SUPPLIED ENTRIES
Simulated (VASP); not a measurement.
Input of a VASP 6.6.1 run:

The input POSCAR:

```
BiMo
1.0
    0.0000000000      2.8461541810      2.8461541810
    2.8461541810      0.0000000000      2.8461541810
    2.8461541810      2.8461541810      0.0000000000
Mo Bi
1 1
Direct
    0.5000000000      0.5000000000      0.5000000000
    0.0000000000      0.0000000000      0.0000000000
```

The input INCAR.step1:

REQUIREMENT
Set down each entry exactly, leaving none out.

RESPONSE AREA
Simulated (VASP); not a measurement.
Input of a VASP 6.6.1 run:

The input POSCAR:

```
BiMo
1.0
    0.0000000000      2.8461541810      2.8461541810
    2.8461541810      0.0000000000      2.8461541810
    2.8461541810      2.8461541810      0.0000000000
Mo Bi
1 1
Direct
    0.5000000000      0.5000000000      0.5000000000
    0.0000000000      0.0000000000      0.0000000000
```

The input INCAR.step1:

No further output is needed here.